• _Supplied material_
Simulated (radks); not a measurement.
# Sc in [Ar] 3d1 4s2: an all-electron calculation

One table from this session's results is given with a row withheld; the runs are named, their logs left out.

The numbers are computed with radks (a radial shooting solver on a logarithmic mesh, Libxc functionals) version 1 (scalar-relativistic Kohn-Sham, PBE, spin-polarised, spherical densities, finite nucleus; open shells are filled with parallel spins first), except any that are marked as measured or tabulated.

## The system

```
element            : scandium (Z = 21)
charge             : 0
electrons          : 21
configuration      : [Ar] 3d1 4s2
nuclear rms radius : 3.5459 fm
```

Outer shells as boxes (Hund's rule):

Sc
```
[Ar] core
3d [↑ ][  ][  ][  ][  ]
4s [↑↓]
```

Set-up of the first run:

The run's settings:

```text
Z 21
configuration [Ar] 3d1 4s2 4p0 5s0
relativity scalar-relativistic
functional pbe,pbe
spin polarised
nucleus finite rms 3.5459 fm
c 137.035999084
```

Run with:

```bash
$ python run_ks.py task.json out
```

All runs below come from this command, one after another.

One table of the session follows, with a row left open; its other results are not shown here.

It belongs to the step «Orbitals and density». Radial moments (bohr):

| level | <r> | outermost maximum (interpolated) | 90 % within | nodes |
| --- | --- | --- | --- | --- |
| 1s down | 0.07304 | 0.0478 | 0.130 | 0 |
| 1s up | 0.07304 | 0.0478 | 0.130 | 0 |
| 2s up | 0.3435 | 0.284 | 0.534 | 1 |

• _Required action_
Working from the material above, retype it in its entirety without change.

• _Problem solution_
Simulated (radks); not a measurement.
# Sc in [Ar] 3d1 4s2: an all-electron calculation

One table from this session's results is given with a row withheld; the runs are named, their logs left out.

The numbers are computed with radks (a radial shooting solver on a logarithmic mesh, Libxc functionals) version 1 (scalar-relativistic Kohn-Sham, PBE, spin-polarised, spherical densities, finite nucleus; open shells are filled with parallel spins first), except any that are marked as measured or tabulated.

## The system

```
element            : scandium (Z = 21)
charge             : 0
electrons          : 21
configuration      : [Ar] 3d1 4s2
nuclear rms radius : 3.5459 fm
```

Outer shells as boxes (Hund's rule):

Sc
```
[Ar] core
3d [↑ ][  ][  ][  ][  ]
4s [↑↓]
```

Set-up of the first run:

The run's settings:

```text
Z 21
configuration [Ar] 3d1 4s2 4p0 5s0
relativity scalar-relativistic
functional pbe,pbe
spin polarised
nucleus finite rms 3.5459 fm
c 137.035999084
```

Run with:

```bash
$ python run_ks.py task.json out
```

All runs below come from this command, one after another.

One table of the session follows, with a row left open; its other results are not shown here.

It belongs to the step «Orbitals and density». Radial moments (bohr):

| level | <r> | outermost maximum (interpolated) | 90 % within | nodes |
| --- | --- | --- | --- | --- |
| 1s down | 0.07304 | 0.0478 | 0.130 | 0 |
| 1s up | 0.07304 | 0.0478 | 0.130 | 0 |
| 2s up | 0.3435 | 0.284 | 0.534 | 1 |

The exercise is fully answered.